= Data section =
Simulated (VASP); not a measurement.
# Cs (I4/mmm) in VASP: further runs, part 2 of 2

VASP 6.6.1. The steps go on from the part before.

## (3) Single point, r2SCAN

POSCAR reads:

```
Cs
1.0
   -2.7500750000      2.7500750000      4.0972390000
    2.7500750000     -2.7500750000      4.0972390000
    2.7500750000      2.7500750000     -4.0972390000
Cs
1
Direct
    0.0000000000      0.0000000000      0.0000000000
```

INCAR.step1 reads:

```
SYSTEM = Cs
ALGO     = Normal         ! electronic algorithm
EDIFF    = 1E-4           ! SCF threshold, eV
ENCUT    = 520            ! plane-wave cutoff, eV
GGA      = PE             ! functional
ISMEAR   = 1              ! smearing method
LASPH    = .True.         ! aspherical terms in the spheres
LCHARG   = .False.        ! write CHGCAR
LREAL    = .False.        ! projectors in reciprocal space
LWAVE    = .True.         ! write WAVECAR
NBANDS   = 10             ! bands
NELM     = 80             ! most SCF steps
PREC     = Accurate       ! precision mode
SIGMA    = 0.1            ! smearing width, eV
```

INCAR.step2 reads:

= Activity =
A complete, exact repeat of the records is the required answer.

= Task result =
Simulated (VASP); not a measurement.
# Cs (I4/mmm) in VASP: further runs, part 2 of 2

VASP 6.6.1. The steps go on from the part before.

## (3) Single point, r2SCAN

POSCAR reads:

```
Cs
1.0
   -2.7500750000      2.7500750000      4.0972390000
    2.7500750000     -2.7500750000      4.0972390000
    2.7500750000      2.7500750000     -4.0972390000
Cs
1
Direct
    0.0000000000      0.0000000000      0.0000000000
```

INCAR.step1 reads:

```
SYSTEM = Cs
ALGO     = Normal         ! electronic algorithm
EDIFF    = 1E-4           ! SCF threshold, eV
ENCUT    = 520            ! plane-wave cutoff, eV
GGA      = PE             ! functional
ISMEAR   = 1              ! smearing method
LASPH    = .True.         ! aspherical terms in the spheres
LCHARG   = .False.        ! write CHGCAR
LREAL    = .False.        ! projectors in reciprocal space
LWAVE    = .True.         ! write WAVECAR
NBANDS   = 10             ! bands
NELM     = 80             ! most SCF steps
PREC     = Accurate       ! precision mode
SIGMA    = 0.1            ! smearing width, eV
```

INCAR.step2 reads:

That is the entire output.